::::::::::
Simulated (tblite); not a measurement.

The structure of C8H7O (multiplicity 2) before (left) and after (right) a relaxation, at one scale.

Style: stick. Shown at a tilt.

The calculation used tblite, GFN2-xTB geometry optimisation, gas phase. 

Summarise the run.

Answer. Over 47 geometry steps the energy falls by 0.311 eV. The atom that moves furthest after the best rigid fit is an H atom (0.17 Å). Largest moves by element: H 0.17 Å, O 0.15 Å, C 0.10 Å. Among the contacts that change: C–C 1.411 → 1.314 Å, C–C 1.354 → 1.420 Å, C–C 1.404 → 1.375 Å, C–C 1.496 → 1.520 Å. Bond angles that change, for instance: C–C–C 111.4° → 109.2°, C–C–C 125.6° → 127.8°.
::::::::::

Task item. Keeping each line intact, set down the entire listing once more.

Written response.
Simulated (tblite); not a measurement.

The structure of C8H7O (multiplicity 2) before (left) and after (right) a relaxation, at one scale.

Style: stick. Shown at a tilt.

The calculation used tblite, GFN2-xTB geometry optimisation, gas phase. 

Summarise the run.

Answer. Over 47 geometry steps the energy falls by 0.311 eV. The atom that moves furthest after the best rigid fit is an H atom (0.17 Å). Largest moves by element: H 0.17 Å, O 0.15 Å, C 0.10 Å. Among the contacts that change: C–C 1.411 → 1.314 Å, C–C 1.354 → 1.420 Å, C–C 1.404 → 1.375 Å, C–C 1.496 → 1.520 Å. Bond angles that change, for instance: C–C–C 111.4° → 109.2°, C–C–C 125.6° → 127.8°.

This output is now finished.